<<<<

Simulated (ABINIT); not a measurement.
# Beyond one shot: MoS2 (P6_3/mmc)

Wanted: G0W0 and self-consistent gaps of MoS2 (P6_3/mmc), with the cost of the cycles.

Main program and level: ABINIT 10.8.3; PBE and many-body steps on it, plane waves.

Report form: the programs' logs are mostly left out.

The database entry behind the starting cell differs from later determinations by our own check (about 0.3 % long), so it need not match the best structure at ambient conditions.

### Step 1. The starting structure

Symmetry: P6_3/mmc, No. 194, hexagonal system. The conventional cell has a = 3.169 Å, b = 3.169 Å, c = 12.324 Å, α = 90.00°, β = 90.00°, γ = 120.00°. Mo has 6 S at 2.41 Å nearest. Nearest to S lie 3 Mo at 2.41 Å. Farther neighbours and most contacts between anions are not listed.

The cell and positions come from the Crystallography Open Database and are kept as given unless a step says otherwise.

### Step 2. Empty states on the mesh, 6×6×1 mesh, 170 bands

>>>>

ACTION ITEM: What is needed here is an exact copy of all the records above.

EXPECTED ANSWER:
Simulated (ABINIT); not a measurement.
# Beyond one shot: MoS2 (P6_3/mmc)

Wanted: G0W0 and self-consistent gaps of MoS2 (P6_3/mmc), with the cost of the cycles.

Main program and level: ABINIT 10.8.3; PBE and many-body steps on it, plane waves.

Report form: the programs' logs are mostly left out.

The database entry behind the starting cell differs from later determinations by our own check (about 0.3 % long), so it need not match the best structure at ambient conditions.

### Step 1. The starting structure

Symmetry: P6_3/mmc, No. 194, hexagonal system. The conventional cell has a = 3.169 Å, b = 3.169 Å, c = 12.324 Å, α = 90.00°, β = 90.00°, γ = 120.00°. Mo has 6 S at 2.41 Å nearest. Nearest to S lie 3 Mo at 2.41 Å. Farther neighbours and most contacts between anions are not listed.

The cell and positions come from the Crystallography Open Database and are kept as given unless a step says otherwise.

### Step 2. Empty states on the mesh, 6×6×1 mesh, 170 bands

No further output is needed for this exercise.